■ **Assignment**
Print every record exactly.

■ **Supplied data**
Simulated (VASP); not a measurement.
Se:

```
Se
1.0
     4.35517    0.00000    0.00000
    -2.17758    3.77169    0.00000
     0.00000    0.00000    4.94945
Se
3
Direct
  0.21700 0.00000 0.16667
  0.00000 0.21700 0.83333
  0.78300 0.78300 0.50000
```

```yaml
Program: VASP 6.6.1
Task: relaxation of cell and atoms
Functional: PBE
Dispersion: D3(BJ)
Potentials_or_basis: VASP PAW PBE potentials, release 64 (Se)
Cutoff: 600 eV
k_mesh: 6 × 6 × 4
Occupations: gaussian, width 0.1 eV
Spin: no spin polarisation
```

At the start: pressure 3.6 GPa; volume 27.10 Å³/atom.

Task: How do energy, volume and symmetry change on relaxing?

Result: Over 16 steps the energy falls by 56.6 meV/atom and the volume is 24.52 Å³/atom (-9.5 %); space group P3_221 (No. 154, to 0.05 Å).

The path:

■ **Task answer**
Simulated (VASP); not a measurement.
Se:

```
Se
1.0
     4.35517    0.00000    0.00000
    -2.17758    3.77169    0.00000
     0.00000    0.00000    4.94945
Se
3
Direct
  0.21700 0.00000 0.16667
  0.00000 0.21700 0.83333
  0.78300 0.78300 0.50000
```

```yaml
Program: VASP 6.6.1
Task: relaxation of cell and atoms
Functional: PBE
Dispersion: D3(BJ)
Potentials_or_basis: VASP PAW PBE potentials, release 64 (Se)
Cutoff: 600 eV
k_mesh: 6 × 6 × 4
Occupations: gaussian, width 0.1 eV
Spin: no spin polarisation
```

At the start: pressure 3.6 GPa; volume 27.10 Å³/atom.

Task: How do energy, volume and symmetry change on relaxing?

Result: Over 16 steps the energy falls by 56.6 meV/atom and the volume is 24.52 Å³/atom (-9.5 %); space group P3_221 (No. 154, to 0.05 Å).

The path:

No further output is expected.